__________________________________________________

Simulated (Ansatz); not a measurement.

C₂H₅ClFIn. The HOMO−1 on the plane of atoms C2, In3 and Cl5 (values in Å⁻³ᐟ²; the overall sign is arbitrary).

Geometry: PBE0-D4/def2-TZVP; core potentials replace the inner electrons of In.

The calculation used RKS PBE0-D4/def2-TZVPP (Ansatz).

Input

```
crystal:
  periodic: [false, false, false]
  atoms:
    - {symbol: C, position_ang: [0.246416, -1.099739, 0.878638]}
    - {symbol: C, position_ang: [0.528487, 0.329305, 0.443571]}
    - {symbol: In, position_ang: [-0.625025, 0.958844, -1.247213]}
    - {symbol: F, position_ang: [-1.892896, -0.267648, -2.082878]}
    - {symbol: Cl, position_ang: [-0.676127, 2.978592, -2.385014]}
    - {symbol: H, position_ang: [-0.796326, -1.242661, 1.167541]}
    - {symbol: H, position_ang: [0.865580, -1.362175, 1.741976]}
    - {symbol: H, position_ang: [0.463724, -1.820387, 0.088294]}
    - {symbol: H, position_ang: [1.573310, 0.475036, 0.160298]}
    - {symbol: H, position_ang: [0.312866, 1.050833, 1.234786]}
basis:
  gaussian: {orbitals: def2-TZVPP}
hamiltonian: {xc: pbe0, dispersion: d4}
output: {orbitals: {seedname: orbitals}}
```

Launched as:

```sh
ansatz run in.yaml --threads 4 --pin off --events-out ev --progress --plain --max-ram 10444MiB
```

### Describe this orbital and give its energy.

__________________________________________________

• _Work task_: Give back each record, exactly as it reads.

• _Exercise response_:
Simulated (Ansatz); not a measurement.

C₂H₅ClFIn. The HOMO−1 on the plane of atoms C2, In3 and Cl5 (values in Å⁻³ᐟ²; the overall sign is arbitrary).

Geometry: PBE0-D4/def2-TZVP; core potentials replace the inner electrons of In.

The calculation used RKS PBE0-D4/def2-TZVPP (Ansatz).

Input

```
crystal:
  periodic: [false, false, false]
  atoms:
    - {symbol: C, position_ang: [0.246416, -1.099739, 0.878638]}
    - {symbol: C, position_ang: [0.528487, 0.329305, 0.443571]}
    - {symbol: In, position_ang: [-0.625025, 0.958844, -1.247213]}
    - {symbol: F, position_ang: [-1.892896, -0.267648, -2.082878]}
    - {symbol: Cl, position_ang: [-0.676127, 2.978592, -2.385014]}
    - {symbol: H, position_ang: [-0.796326, -1.242661, 1.167541]}
    - {symbol: H, position_ang: [0.865580, -1.362175, 1.741976]}
    - {symbol: H, position_ang: [0.463724, -1.820387, 0.088294]}
    - {symbol: H, position_ang: [1.573310, 0.475036, 0.160298]}
    - {symbol: H, position_ang: [0.312866, 1.050833, 1.234786]}
basis:
  gaussian: {orbitals: def2-TZVPP}
hamiltonian: {xc: pbe0, dispersion: d4}
output: {orbitals: {seedname: orbitals}}
```

Launched as:

```sh
ansatz run in.yaml --threads 4 --pin off --events-out ev --progress --plain --max-ram 10444MiB
```

### Describe this orbital and give its energy.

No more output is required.